▶ _Required action_
Restate word for word the entries below, starting with the line with "Style: ball-and-stick. Shown at a tilt." and continuing through the line with "Computed with RKS". Include both of those lines and no others.

=== Supplied data ===

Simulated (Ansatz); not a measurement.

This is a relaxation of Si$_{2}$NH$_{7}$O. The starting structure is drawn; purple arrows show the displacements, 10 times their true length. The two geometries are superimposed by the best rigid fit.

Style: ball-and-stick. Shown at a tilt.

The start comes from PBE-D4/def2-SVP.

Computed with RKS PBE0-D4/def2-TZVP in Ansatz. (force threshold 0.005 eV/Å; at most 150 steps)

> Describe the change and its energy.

===

▶ _Written response_
Style: ball-and-stick. Shown at a tilt.

The start comes from PBE-D4/def2-SVP.

Computed with RKS PBE0-D4/def2-TZVP in Ansatz. (force threshold 0.005 eV/Å; at most 150 steps)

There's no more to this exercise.